■ **DATASET**

◇ ◇ ◇

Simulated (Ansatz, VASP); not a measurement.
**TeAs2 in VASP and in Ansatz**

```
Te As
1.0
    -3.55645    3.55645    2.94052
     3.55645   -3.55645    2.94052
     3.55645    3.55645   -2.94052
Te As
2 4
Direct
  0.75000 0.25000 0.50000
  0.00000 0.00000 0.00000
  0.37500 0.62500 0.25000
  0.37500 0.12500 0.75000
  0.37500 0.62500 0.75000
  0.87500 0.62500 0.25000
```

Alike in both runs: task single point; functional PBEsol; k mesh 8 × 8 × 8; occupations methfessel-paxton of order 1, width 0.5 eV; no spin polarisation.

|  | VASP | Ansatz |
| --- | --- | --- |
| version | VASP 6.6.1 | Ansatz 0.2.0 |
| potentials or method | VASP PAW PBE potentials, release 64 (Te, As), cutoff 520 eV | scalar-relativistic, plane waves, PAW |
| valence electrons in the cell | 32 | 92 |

◇ ◇ ◇

Write the entries out once more, exactly as they appear.

■ **WRITTEN SOLUTION**
Simulated (Ansatz, VASP); not a measurement.
**TeAs2 in VASP and in Ansatz**

```
Te As
1.0
    -3.55645    3.55645    2.94052
     3.55645   -3.55645    2.94052
     3.55645    3.55645   -2.94052
Te As
2 4
Direct
  0.75000 0.25000 0.50000
  0.00000 0.00000 0.00000
  0.37500 0.62500 0.25000
  0.37500 0.12500 0.75000
  0.37500 0.62500 0.75000
  0.87500 0.62500 0.25000
```

Alike in both runs: task single point; functional PBEsol; k mesh 8 × 8 × 8; occupations methfessel-paxton of order 1, width 0.5 eV; no spin polarisation.

|  | VASP | Ansatz |
| --- | --- | --- |
| version | VASP 6.6.1 | Ansatz 0.2.0 |
| potentials or method | VASP PAW PBE potentials, release 64 (Te, As), cutoff 520 eV | scalar-relativistic, plane waves, PAW |
| valence electrons in the cell | 32 | 92 |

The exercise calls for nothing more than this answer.